• [Work order]
Every line of the records below from the line with "1.99 | 103.84 |" up to and including the line with "-1.76 | 109.88 |" must be reproduced exactly, and no line outside that range.

▶

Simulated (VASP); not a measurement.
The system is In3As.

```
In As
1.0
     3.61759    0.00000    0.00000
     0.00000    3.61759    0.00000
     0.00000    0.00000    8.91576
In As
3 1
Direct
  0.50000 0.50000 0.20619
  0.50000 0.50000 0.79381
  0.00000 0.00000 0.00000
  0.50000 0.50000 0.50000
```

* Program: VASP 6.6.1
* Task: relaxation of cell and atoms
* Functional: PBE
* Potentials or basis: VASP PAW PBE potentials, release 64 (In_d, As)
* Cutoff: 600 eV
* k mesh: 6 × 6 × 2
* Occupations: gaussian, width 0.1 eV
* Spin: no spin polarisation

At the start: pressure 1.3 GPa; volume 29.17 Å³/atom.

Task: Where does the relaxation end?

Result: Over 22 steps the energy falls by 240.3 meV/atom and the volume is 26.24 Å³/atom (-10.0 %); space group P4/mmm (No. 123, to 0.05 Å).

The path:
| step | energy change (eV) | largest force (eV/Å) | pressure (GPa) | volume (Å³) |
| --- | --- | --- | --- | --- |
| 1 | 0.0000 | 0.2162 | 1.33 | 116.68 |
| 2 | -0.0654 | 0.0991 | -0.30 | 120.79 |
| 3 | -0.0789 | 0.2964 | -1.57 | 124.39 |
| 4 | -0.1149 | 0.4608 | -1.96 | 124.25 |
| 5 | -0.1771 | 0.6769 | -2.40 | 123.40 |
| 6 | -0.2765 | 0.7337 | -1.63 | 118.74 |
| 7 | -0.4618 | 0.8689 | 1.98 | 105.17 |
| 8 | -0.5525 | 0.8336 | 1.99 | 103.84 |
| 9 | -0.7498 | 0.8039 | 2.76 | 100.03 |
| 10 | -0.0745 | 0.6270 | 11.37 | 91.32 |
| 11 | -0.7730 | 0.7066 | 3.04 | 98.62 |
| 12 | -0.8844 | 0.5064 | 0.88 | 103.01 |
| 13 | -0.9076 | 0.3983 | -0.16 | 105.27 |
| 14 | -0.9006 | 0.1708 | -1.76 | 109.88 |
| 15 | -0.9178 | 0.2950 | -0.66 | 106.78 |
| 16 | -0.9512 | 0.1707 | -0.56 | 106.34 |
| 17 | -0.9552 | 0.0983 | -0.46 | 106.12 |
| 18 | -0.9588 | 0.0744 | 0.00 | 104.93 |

◀

• [Answer area]
| 8 | -0.5525 | 0.8336 | 1.99 | 103.84 |
| 9 | -0.7498 | 0.8039 | 2.76 | 100.03 |
| 10 | -0.0745 | 0.6270 | 11.37 | 91.32 |
| 11 | -0.7730 | 0.7066 | 3.04 | 98.62 |
| 12 | -0.8844 | 0.5064 | 0.88 | 103.01 |
| 13 | -0.9076 | 0.3983 | -0.16 | 105.27 |
| 14 | -0.9006 | 0.1708 | -1.76 | 109.88 |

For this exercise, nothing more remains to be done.